• • •
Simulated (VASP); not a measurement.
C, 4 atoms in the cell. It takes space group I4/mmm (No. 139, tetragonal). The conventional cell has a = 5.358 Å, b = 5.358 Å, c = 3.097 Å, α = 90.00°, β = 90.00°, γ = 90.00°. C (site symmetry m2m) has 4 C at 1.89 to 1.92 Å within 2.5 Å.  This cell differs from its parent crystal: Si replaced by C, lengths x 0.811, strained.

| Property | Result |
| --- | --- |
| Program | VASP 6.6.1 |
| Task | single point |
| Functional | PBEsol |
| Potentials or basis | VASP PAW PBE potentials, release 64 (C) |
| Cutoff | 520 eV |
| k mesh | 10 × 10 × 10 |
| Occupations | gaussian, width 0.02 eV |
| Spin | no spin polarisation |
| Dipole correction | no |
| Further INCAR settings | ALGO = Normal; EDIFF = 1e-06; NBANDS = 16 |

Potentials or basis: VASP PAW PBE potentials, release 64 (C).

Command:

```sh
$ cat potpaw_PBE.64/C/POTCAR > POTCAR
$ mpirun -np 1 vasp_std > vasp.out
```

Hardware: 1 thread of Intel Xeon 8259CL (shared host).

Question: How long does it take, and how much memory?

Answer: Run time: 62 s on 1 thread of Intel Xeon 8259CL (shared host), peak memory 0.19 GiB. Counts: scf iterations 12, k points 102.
• • •

_Exercise:_ In the records above, find the line containing "correction | no |" and restate word for word every line from the first through that one.

_Written response:_
Simulated (VASP); not a measurement.
C, 4 atoms in the cell. It takes space group I4/mmm (No. 139, tetragonal). The conventional cell has a = 5.358 Å, b = 5.358 Å, c = 3.097 Å, α = 90.00°, β = 90.00°, γ = 90.00°. C (site symmetry m2m) has 4 C at 1.89 to 1.92 Å within 2.5 Å.  This cell differs from its parent crystal: Si replaced by C, lengths x 0.811, strained.

| Property | Result |
| --- | --- |
| Program | VASP 6.6.1 |
| Task | single point |
| Functional | PBEsol |
| Potentials or basis | VASP PAW PBE potentials, release 64 (C) |
| Cutoff | 520 eV |
| k mesh | 10 × 10 × 10 |
| Occupations | gaussian, width 0.02 eV |
| Spin | no spin polarisation |
| Dipole correction | no |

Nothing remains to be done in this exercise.